### Data records

--------------------------------------------------

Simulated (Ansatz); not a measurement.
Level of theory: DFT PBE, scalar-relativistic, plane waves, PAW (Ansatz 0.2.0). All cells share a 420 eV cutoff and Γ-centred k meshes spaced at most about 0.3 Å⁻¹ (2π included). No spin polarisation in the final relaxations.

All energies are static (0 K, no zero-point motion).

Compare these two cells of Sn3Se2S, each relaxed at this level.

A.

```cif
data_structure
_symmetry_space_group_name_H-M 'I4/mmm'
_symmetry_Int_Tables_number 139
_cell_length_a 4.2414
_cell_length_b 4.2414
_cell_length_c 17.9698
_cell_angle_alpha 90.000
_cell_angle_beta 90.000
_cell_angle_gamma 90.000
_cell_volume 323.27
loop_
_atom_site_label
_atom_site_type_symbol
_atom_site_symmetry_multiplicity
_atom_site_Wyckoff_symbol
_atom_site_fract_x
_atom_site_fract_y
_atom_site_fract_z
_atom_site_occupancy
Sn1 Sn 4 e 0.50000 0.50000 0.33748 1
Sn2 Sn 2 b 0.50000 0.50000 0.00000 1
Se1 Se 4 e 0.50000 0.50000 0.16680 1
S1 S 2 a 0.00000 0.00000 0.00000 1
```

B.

--------------------------------------------------

### Brief
Would you repeat each of the lines above exactly?

### Task response
Simulated (Ansatz); not a measurement.
Level of theory: DFT PBE, scalar-relativistic, plane waves, PAW (Ansatz 0.2.0). All cells share a 420 eV cutoff and Γ-centred k meshes spaced at most about 0.3 Å⁻¹ (2π included). No spin polarisation in the final relaxations.

All energies are static (0 K, no zero-point motion).

Compare these two cells of Sn3Se2S, each relaxed at this level.

A.

```cif
data_structure
_symmetry_space_group_name_H-M 'I4/mmm'
_symmetry_Int_Tables_number 139
_cell_length_a 4.2414
_cell_length_b 4.2414
_cell_length_c 17.9698
_cell_angle_alpha 90.000
_cell_angle_beta 90.000
_cell_angle_gamma 90.000
_cell_volume 323.27
loop_
_atom_site_label
_atom_site_type_symbol
_atom_site_symmetry_multiplicity
_atom_site_Wyckoff_symbol
_atom_site_fract_x
_atom_site_fract_y
_atom_site_fract_z
_atom_site_occupancy
Sn1 Sn 4 e 0.50000 0.50000 0.33748 1
Sn2 Sn 2 b 0.50000 0.50000 0.00000 1
Se1 Se 4 e 0.50000 0.50000 0.16680 1
S1 S 2 a 0.00000 0.00000 0.00000 1
```

B.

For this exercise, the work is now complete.